WORK ORDER> The expected answer is the set of lines in the data below between the line holding "## Si3PC3B (input" and the line holding "A calculation, not", inclusive, written out exactly.

== Segment start ==
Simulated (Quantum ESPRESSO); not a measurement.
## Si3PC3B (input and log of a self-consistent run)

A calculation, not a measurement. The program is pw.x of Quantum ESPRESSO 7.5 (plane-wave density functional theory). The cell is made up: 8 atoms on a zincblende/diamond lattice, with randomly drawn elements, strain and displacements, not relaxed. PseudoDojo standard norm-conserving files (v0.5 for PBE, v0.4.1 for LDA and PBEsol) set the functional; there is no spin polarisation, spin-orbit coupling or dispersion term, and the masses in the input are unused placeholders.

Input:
== Segment end ==

WORKED SOLUTION>
## Si3PC3B (input and log of a self-consistent run)

A calculation, not a measurement. The program is pw.x of Quantum ESPRESSO 7.5 (plane-wave density functional theory). The cell is made up: 8 atoms on a zincblende/diamond lattice, with randomly drawn elements, strain and displacements, not relaxed. PseudoDojo standard norm-conserving files (v0.5 for PBE, v0.4.1 for LDA and PBEsol) set the functional; there is no spin polarisation, spin-orbit coupling or dispersion term, and the masses in the input are unused placeholders.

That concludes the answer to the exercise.